REQUIREMENT: The answer must consist of the listing, reproduced exactly.

━━━ PROVIDED DATA

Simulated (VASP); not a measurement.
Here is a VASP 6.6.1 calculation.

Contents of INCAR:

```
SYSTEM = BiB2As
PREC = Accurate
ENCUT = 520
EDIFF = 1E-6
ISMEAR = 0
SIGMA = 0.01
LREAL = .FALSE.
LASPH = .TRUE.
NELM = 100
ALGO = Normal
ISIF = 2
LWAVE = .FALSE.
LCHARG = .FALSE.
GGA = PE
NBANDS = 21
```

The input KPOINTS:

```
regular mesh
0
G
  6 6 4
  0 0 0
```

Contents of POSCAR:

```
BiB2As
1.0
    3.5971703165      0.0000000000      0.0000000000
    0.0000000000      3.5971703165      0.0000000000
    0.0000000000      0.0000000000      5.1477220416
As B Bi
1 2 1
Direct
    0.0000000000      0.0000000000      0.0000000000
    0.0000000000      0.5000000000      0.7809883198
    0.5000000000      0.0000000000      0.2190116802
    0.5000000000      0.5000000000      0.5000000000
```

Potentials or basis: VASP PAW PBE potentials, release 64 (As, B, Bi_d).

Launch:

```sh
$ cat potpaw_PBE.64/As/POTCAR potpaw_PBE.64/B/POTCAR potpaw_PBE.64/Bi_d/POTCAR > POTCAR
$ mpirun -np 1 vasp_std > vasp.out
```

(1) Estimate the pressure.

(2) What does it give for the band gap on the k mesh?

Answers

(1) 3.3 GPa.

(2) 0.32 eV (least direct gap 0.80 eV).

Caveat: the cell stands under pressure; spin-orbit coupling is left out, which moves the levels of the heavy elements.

━━━━━━

TASK ANSWER:
Simulated (VASP); not a measurement.
Here is a VASP 6.6.1 calculation.

Contents of INCAR:

```
SYSTEM = BiB2As
PREC = Accurate
ENCUT = 520
EDIFF = 1E-6
ISMEAR = 0
SIGMA = 0.01
LREAL = .FALSE.
LASPH = .TRUE.
NELM = 100
ALGO = Normal
ISIF = 2
LWAVE = .FALSE.
LCHARG = .FALSE.
GGA = PE
NBANDS = 21
```

The input KPOINTS:

```
regular mesh
0
G
  6 6 4
  0 0 0
```

Contents of POSCAR:

```
BiB2As
1.0
    3.5971703165      0.0000000000      0.0000000000
    0.0000000000      3.5971703165      0.0000000000
    0.0000000000      0.0000000000      5.1477220416
As B Bi
1 2 1
Direct
    0.0000000000      0.0000000000      0.0000000000
    0.0000000000      0.5000000000      0.7809883198
    0.5000000000      0.0000000000      0.2190116802
    0.5000000000      0.5000000000      0.5000000000
```

Potentials or basis: VASP PAW PBE potentials, release 64 (As, B, Bi_d).

Launch:

```sh
$ cat potpaw_PBE.64/As/POTCAR potpaw_PBE.64/B/POTCAR potpaw_PBE.64/Bi_d/POTCAR > POTCAR
$ mpirun -np 1 vasp_std > vasp.out
```

(1) Estimate the pressure.

(2) What does it give for the band gap on the k mesh?

Answers

(1) 3.3 GPa.

(2) 0.32 eV (least direct gap 0.80 eV).

Caveat: the cell stands under pressure; spin-orbit coupling is left out, which moves the levels of the heavy elements.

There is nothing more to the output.